---------- Given records

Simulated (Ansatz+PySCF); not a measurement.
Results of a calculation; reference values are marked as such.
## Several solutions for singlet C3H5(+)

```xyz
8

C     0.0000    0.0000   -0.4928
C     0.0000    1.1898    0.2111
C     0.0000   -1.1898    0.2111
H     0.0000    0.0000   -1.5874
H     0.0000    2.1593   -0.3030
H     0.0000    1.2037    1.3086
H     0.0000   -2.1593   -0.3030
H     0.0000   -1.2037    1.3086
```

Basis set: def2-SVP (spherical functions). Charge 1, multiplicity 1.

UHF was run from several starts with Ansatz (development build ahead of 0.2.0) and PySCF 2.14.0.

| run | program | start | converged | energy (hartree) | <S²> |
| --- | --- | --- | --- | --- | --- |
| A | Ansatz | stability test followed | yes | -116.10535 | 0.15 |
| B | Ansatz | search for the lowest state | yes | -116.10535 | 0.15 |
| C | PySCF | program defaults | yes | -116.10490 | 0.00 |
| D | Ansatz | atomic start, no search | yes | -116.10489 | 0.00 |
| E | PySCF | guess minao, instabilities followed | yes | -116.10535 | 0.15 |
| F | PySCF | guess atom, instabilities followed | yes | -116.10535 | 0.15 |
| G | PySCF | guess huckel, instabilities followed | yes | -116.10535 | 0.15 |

--------------------

• _Assignment_
Exactly as they are written, print the entries again.

• _Exercise output_
Simulated (Ansatz+PySCF); not a measurement.
Results of a calculation; reference values are marked as such.
## Several solutions for singlet C3H5(+)

```xyz
8

C     0.0000    0.0000   -0.4928
C     0.0000    1.1898    0.2111
C     0.0000   -1.1898    0.2111
H     0.0000    0.0000   -1.5874
H     0.0000    2.1593   -0.3030
H     0.0000    1.2037    1.3086
H     0.0000   -2.1593   -0.3030
H     0.0000   -1.2037    1.3086
```

Basis set: def2-SVP (spherical functions). Charge 1, multiplicity 1.

UHF was run from several starts with Ansatz (development build ahead of 0.2.0) and PySCF 2.14.0.

| run | program | start | converged | energy (hartree) | <S²> |
| --- | --- | --- | --- | --- | --- |
| A | Ansatz | stability test followed | yes | -116.10535 | 0.15 |
| B | Ansatz | search for the lowest state | yes | -116.10535 | 0.15 |
| C | PySCF | program defaults | yes | -116.10490 | 0.00 |
| D | Ansatz | atomic start, no search | yes | -116.10489 | 0.00 |
| E | PySCF | guess minao, instabilities followed | yes | -116.10535 | 0.15 |
| F | PySCF | guess atom, instabilities followed | yes | -116.10535 | 0.15 |
| G | PySCF | guess huckel, instabilities followed | yes | -116.10535 | 0.15 |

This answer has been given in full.